_INFORMATION SHOWN_
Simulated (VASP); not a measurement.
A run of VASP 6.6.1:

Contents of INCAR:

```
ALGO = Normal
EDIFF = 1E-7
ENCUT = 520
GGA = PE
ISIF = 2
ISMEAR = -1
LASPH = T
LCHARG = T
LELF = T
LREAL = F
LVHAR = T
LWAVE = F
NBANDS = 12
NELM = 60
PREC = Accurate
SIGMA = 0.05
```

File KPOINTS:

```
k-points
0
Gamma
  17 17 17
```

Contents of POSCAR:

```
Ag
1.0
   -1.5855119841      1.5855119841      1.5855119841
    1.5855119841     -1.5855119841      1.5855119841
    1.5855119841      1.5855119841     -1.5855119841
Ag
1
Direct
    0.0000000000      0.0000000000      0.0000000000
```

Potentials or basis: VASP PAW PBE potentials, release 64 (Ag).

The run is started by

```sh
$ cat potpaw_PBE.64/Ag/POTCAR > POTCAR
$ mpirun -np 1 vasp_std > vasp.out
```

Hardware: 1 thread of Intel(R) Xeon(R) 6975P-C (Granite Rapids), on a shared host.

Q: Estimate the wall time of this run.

_ACTIVITY_
The expected answer is an exact copy of the lines above, beginning at the line with "The run is started by" and ending at the line with "Hardware: 1 thread", with both ends in.

_ANSWER AREA_
The run is started by

```sh
$ cat potpaw_PBE.64/Ag/POTCAR > POTCAR
$ mpirun -np 1 vasp_std > vasp.out
```

Hardware: 1 thread of Intel(R) Xeon(R) 6975P-C (Granite Rapids), on a shared host.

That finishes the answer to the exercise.